Action item: Starting with the opening line of the material, restate every line word for word, and end on the line containing "Cutoff | 520 eV |".

[[ Data provided, beginning ]]

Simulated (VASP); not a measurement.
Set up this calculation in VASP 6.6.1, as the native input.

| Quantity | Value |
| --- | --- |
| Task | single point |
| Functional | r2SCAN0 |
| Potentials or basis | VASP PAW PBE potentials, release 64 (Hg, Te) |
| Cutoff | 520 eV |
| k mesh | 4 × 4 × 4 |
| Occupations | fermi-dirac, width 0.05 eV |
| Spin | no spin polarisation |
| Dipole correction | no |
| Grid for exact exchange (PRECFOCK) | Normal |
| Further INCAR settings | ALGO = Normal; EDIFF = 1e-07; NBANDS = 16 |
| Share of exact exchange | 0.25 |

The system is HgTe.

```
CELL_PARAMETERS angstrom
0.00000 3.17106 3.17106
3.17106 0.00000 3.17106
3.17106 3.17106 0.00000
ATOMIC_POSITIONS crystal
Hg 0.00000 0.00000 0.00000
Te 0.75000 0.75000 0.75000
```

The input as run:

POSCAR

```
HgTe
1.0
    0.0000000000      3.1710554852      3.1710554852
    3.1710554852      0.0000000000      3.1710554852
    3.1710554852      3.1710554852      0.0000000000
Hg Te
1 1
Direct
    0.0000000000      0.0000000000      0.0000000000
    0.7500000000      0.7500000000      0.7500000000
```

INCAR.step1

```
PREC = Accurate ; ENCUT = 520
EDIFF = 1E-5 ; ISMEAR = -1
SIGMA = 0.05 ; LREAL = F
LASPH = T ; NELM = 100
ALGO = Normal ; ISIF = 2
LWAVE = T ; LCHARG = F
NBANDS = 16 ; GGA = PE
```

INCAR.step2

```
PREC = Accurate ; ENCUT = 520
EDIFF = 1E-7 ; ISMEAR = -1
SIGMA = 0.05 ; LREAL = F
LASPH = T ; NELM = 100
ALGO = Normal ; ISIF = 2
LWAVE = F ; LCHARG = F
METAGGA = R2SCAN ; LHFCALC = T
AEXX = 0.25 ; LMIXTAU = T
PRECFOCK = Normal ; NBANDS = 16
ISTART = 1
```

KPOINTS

[[ Data provided, end ]]

Answer area:
Simulated (VASP); not a measurement.
Set up this calculation in VASP 6.6.1, as the native input.

| Quantity | Value |
| --- | --- |
| Task | single point |
| Functional | r2SCAN0 |
| Potentials or basis | VASP PAW PBE potentials, release 64 (Hg, Te) |
| Cutoff | 520 eV |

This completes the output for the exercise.